■ **Extracted entries**:
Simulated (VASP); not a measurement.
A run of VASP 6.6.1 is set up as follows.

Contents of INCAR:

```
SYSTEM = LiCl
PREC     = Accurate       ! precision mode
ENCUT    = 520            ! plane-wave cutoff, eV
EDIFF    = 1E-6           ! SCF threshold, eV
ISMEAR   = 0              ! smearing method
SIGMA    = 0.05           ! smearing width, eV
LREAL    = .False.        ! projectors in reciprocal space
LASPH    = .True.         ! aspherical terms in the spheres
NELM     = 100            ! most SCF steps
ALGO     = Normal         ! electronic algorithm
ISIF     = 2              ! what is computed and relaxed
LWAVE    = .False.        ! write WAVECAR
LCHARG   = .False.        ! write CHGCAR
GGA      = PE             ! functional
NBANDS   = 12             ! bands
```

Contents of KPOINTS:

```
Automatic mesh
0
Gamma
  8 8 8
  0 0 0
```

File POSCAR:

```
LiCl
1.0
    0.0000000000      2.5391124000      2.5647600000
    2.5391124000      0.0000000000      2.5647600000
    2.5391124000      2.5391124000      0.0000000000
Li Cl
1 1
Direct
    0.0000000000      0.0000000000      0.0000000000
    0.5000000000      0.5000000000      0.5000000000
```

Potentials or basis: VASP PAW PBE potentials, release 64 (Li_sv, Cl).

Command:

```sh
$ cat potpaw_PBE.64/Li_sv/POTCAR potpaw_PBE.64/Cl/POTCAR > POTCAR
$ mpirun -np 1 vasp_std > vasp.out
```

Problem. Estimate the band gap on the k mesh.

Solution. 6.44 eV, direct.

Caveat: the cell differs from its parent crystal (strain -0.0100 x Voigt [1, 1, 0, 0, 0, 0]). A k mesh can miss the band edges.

■ **Assigned task**: Nothing outside this range should appear: the lines from the start of the listing through the line with "Solution. 6.44 eV, direct.", each reproduced exactly, both ends included.

■ **Task result**:
Simulated (VASP); not a measurement.
A run of VASP 6.6.1 is set up as follows.

Contents of INCAR:

```
SYSTEM = LiCl
PREC     = Accurate       ! precision mode
ENCUT    = 520            ! plane-wave cutoff, eV
EDIFF    = 1E-6           ! SCF threshold, eV
ISMEAR   = 0              ! smearing method
SIGMA    = 0.05           ! smearing width, eV
LREAL    = .False.        ! projectors in reciprocal space
LASPH    = .True.         ! aspherical terms in the spheres
NELM     = 100            ! most SCF steps
ALGO     = Normal         ! electronic algorithm
ISIF     = 2              ! what is computed and relaxed
LWAVE    = .False.        ! write WAVECAR
LCHARG   = .False.        ! write CHGCAR
GGA      = PE             ! functional
NBANDS   = 12             ! bands
```

Contents of KPOINTS:

```
Automatic mesh
0
Gamma
  8 8 8
  0 0 0
```

File POSCAR:

```
LiCl
1.0
    0.0000000000      2.5391124000      2.5647600000
    2.5391124000      0.0000000000      2.5647600000
    2.5391124000      2.5391124000      0.0000000000
Li Cl
1 1
Direct
    0.0000000000      0.0000000000      0.0000000000
    0.5000000000      0.5000000000      0.5000000000
```

Potentials or basis: VASP PAW PBE potentials, release 64 (Li_sv, Cl).

Command:

```sh
$ cat potpaw_PBE.64/Li_sv/POTCAR potpaw_PBE.64/Cl/POTCAR > POTCAR
$ mpirun -np 1 vasp_std > vasp.out
```

Problem. Estimate the band gap on the k mesh.

Solution. 6.44 eV, direct.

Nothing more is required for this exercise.